Recorded information:
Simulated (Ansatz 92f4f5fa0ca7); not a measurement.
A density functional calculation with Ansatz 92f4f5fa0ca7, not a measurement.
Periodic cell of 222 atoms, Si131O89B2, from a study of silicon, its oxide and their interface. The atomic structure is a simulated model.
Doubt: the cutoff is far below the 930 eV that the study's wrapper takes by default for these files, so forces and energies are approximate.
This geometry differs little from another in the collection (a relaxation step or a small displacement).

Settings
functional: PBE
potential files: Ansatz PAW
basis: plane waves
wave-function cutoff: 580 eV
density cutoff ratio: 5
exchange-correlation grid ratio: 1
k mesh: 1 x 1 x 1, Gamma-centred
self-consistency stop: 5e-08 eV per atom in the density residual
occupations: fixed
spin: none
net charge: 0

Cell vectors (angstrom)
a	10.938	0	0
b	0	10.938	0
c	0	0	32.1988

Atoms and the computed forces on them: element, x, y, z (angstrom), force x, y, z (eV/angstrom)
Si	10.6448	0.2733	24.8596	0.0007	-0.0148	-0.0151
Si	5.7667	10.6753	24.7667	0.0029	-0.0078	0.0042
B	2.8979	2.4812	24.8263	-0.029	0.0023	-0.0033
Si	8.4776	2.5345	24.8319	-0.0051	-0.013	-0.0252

Action item: From the entries above, restate word for word the lines from the line containing "self-consistency stop: 5e-08" to the line containing "Atoms and the", both ends included, and nothing more.

Task output:
self-consistency stop: 5e-08 eV per atom in the density residual
occupations: fixed
spin: none
net charge: 0

Cell vectors (angstrom)
a	10.938	0	0
b	0	10.938	0
c	0	0	32.1988

Atoms and the computed forces on them: element, x, y, z (angstrom), force x, y, z (eV/angstrom)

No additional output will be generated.